#### Work request
Copy each entry exactly, leaving nothing out.

** Record excerpts follows **

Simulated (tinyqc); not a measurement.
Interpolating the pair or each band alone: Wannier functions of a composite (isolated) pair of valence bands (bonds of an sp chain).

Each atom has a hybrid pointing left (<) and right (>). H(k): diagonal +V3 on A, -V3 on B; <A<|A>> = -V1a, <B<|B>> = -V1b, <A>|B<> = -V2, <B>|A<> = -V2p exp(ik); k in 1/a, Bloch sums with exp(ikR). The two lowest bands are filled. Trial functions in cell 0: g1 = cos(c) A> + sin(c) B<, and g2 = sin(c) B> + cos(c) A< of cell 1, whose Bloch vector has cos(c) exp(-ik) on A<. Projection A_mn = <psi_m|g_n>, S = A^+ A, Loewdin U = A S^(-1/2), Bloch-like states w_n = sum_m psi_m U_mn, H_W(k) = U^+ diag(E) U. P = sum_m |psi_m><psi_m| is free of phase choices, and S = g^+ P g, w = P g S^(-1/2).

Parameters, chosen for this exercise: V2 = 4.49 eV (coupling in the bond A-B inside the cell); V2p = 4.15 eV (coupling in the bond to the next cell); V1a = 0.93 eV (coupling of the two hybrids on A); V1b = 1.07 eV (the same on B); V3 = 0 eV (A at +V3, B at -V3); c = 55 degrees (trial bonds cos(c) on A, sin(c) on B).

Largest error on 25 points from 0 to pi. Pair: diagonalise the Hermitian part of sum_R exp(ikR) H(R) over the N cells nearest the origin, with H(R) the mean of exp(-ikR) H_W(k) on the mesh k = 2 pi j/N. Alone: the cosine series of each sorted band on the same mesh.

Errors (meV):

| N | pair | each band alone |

** End of Record excerpts **

#### Your solution
Simulated (tinyqc); not a measurement.
Interpolating the pair or each band alone: Wannier functions of a composite (isolated) pair of valence bands (bonds of an sp chain).

Each atom has a hybrid pointing left (<) and right (>). H(k): diagonal +V3 on A, -V3 on B; <A<|A>> = -V1a, <B<|B>> = -V1b, <A>|B<> = -V2, <B>|A<> = -V2p exp(ik); k in 1/a, Bloch sums with exp(ikR). The two lowest bands are filled. Trial functions in cell 0: g1 = cos(c) A> + sin(c) B<, and g2 = sin(c) B> + cos(c) A< of cell 1, whose Bloch vector has cos(c) exp(-ik) on A<. Projection A_mn = <psi_m|g_n>, S = A^+ A, Loewdin U = A S^(-1/2), Bloch-like states w_n = sum_m psi_m U_mn, H_W(k) = U^+ diag(E) U. P = sum_m |psi_m><psi_m| is free of phase choices, and S = g^+ P g, w = P g S^(-1/2).

Parameters, chosen for this exercise: V2 = 4.49 eV (coupling in the bond A-B inside the cell); V2p = 4.15 eV (coupling in the bond to the next cell); V1a = 0.93 eV (coupling of the two hybrids on A); V1b = 1.07 eV (the same on B); V3 = 0 eV (A at +V3, B at -V3); c = 55 degrees (trial bonds cos(c) on A, sin(c) on B).

Largest error on 25 points from 0 to pi. Pair: diagonalise the Hermitian part of sum_R exp(ikR) H(R) over the N cells nearest the origin, with H(R) the mean of exp(-ikR) H_W(k) on the mesh k = 2 pi j/N. Alone: the cosine series of each sorted band on the same mesh.

Errors (meV):

| N | pair | each band alone |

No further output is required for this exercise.